▶ **ACTIVITY**
Repeat the records. Leave nothing out.

▶ **DATA EXCERPTS**
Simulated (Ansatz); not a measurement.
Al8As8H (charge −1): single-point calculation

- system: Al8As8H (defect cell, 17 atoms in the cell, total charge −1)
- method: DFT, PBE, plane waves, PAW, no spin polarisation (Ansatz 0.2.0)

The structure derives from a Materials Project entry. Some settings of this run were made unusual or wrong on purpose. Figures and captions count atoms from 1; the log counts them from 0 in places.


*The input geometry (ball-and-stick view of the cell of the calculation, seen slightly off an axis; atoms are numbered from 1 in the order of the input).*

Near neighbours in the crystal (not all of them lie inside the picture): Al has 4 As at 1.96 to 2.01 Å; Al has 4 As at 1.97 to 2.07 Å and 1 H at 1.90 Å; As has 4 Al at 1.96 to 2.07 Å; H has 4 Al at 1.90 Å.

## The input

▶ **RESPONSE AREA**
Simulated (Ansatz); not a measurement.
Al8As8H (charge −1): single-point calculation

- system: Al8As8H (defect cell, 17 atoms in the cell, total charge −1)
- method: DFT, PBE, plane waves, PAW, no spin polarisation (Ansatz 0.2.0)

The structure derives from a Materials Project entry. Some settings of this run were made unusual or wrong on purpose. Figures and captions count atoms from 1; the log counts them from 0 in places.


*The input geometry (ball-and-stick view of the cell of the calculation, seen slightly off an axis; atoms are numbered from 1 in the order of the input).*

Near neighbours in the crystal (not all of them lie inside the picture): Al has 4 As at 1.96 to 2.01 Å; Al has 4 As at 1.97 to 2.07 Å and 1 H at 1.90 Å; As has 4 Al at 1.96 to 2.07 Å; H has 4 Al at 1.90 Å.

## The input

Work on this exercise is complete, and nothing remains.